### WORK ORDER:
When you reach the line containing "## Band gap from r2SCAN to PBEsol" in the records below, start copying exactly, and stop once you have copied the line containing "Question: what band".

### INFORMATION SHOWN:
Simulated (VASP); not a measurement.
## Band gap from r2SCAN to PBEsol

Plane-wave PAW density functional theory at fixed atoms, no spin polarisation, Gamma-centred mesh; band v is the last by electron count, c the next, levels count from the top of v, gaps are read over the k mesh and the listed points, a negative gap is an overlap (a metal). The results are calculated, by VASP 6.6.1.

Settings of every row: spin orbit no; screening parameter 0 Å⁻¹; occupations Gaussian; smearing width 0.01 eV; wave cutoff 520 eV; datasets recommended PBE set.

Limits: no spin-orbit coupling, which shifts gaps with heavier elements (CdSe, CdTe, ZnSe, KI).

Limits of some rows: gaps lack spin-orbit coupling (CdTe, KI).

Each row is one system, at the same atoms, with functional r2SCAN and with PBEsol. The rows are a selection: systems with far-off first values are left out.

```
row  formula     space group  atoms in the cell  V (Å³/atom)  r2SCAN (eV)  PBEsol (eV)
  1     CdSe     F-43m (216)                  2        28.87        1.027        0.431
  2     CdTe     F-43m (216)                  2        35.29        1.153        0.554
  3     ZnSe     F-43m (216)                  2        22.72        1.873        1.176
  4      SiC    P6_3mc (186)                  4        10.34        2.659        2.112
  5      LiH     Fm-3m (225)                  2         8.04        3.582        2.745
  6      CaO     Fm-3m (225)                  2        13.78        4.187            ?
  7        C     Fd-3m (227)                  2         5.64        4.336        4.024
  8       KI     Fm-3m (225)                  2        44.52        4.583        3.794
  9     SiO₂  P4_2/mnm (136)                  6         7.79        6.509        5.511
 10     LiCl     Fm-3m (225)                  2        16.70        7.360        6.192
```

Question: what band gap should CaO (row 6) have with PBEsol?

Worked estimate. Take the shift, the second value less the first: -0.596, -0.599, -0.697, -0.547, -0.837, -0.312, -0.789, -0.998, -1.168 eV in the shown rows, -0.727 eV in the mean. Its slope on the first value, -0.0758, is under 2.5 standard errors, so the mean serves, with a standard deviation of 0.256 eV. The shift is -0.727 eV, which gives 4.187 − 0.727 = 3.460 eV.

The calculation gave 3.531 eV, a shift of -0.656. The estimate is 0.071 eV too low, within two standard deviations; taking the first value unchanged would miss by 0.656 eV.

### TASK OUTPUT:
## Band gap from r2SCAN to PBEsol

Plane-wave PAW density functional theory at fixed atoms, no spin polarisation, Gamma-centred mesh; band v is the last by electron count, c the next, levels count from the top of v, gaps are read over the k mesh and the listed points, a negative gap is an overlap (a metal). The results are calculated, by VASP 6.6.1.

Settings of every row: spin orbit no; screening parameter 0 Å⁻¹; occupations Gaussian; smearing width 0.01 eV; wave cutoff 520 eV; datasets recommended PBE set.

Limits: no spin-orbit coupling, which shifts gaps with heavier elements (CdSe, CdTe, ZnSe, KI).

Limits of some rows: gaps lack spin-orbit coupling (CdTe, KI).

Each row is one system, at the same atoms, with functional r2SCAN and with PBEsol. The rows are a selection: systems with far-off first values are left out.

```
row  formula     space group  atoms in the cell  V (Å³/atom)  r2SCAN (eV)  PBEsol (eV)
  1     CdSe     F-43m (216)                  2        28.87        1.027        0.431
  2     CdTe     F-43m (216)                  2        35.29        1.153        0.554
  3     ZnSe     F-43m (216)                  2        22.72        1.873        1.176
  4      SiC    P6_3mc (186)                  4        10.34        2.659        2.112
  5      LiH     Fm-3m (225)                  2         8.04        3.582        2.745
  6      CaO     Fm-3m (225)                  2        13.78        4.187            ?
  7        C     Fd-3m (227)                  2         5.64        4.336        4.024
  8       KI     Fm-3m (225)                  2        44.52        4.583        3.794
  9     SiO₂  P4_2/mnm (136)                  6         7.79        6.509        5.511
 10     LiCl     Fm-3m (225)                  2        16.70        7.360        6.192
```

Question: what band gap should CaO (row 6) have with PBEsol?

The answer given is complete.